Activity: Starting with the line containing "-0.171 | +0.940 | -0.037 |" and going on through the line containing "-0.107 | +0.104 |", return the lines of the data below exactly, and only those.

Record extracts:
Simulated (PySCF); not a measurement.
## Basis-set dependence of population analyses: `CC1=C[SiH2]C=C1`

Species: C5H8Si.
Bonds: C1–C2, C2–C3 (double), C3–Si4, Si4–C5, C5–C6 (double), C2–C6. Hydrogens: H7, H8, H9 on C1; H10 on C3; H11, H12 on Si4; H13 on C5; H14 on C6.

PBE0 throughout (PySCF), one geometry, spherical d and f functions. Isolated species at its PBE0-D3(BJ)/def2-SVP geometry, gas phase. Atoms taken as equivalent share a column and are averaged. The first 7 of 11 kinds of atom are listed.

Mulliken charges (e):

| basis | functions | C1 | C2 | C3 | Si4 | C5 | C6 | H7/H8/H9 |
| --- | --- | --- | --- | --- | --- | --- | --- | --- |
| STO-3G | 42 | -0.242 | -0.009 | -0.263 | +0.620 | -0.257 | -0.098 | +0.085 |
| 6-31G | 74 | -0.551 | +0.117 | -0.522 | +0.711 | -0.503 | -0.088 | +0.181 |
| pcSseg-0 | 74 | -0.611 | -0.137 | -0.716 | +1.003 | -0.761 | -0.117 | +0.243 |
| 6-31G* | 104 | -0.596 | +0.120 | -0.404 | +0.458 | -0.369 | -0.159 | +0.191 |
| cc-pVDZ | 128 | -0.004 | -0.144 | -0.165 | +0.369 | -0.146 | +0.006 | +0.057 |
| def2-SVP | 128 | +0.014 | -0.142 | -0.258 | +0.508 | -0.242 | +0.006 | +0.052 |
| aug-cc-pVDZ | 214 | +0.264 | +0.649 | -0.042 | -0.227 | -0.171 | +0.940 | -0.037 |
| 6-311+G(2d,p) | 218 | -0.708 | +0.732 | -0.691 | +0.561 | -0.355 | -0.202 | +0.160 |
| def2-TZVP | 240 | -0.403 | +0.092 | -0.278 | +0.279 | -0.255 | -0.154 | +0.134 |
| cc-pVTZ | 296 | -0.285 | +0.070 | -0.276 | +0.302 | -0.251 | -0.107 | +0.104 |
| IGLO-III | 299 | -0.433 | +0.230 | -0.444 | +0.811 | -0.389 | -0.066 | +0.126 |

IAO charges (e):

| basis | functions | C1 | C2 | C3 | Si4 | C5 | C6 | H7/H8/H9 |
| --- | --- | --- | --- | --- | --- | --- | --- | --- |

Written solution:
| aug-cc-pVDZ | 214 | +0.264 | +0.649 | -0.042 | -0.227 | -0.171 | +0.940 | -0.037 |
| 6-311+G(2d,p) | 218 | -0.708 | +0.732 | -0.691 | +0.561 | -0.355 | -0.202 | +0.160 |
| def2-TZVP | 240 | -0.403 | +0.092 | -0.278 | +0.279 | -0.255 | -0.154 | +0.134 |
| cc-pVTZ | 296 | -0.285 | +0.070 | -0.276 | +0.302 | -0.251 | -0.107 | +0.104 |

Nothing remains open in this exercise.